* INFORMATION
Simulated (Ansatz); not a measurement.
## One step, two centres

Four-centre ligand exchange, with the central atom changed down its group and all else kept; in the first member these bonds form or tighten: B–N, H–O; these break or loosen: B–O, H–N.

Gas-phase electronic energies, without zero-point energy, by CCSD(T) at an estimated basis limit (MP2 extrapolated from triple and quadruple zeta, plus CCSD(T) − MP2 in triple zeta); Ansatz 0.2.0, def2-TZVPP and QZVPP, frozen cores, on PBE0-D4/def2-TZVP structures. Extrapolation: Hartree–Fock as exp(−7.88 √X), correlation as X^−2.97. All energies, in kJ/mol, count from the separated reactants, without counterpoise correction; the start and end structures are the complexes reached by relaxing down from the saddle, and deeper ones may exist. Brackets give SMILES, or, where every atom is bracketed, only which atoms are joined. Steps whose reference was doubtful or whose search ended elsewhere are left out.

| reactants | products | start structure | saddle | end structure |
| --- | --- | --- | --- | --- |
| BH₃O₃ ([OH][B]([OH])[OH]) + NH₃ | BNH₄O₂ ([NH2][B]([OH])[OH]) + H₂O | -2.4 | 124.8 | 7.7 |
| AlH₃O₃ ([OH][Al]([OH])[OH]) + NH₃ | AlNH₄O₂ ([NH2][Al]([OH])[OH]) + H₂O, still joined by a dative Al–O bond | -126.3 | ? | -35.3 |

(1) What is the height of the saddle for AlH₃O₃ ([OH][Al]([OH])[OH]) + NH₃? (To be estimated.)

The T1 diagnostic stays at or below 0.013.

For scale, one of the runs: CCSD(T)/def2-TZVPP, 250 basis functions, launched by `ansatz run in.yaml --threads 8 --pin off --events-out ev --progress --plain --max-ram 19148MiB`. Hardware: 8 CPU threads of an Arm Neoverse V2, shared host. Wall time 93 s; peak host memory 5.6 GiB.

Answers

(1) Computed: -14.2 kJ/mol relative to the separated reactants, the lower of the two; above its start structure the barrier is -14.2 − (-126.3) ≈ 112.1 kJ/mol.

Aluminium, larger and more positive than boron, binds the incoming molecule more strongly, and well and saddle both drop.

* WORK INSTRUCTION
Set down, from the entries above, exactly the lines from the one with "-126.3 | ? | -35.3 |" up to and including the one with "The T1 diagnostic stays at or below 0.013.", and no other lines.

* RESPONSE BOX
| AlH₃O₃ ([OH][Al]([OH])[OH]) + NH₃ | AlNH₄O₂ ([NH2][Al]([OH])[OH]) + H₂O, still joined by a dative Al–O bond | -126.3 | ? | -35.3 |

(1) What is the height of the saddle for AlH₃O₃ ([OH][Al]([OH])[OH]) + NH₃? (To be estimated.)

The T1 diagnostic stays at or below 0.013.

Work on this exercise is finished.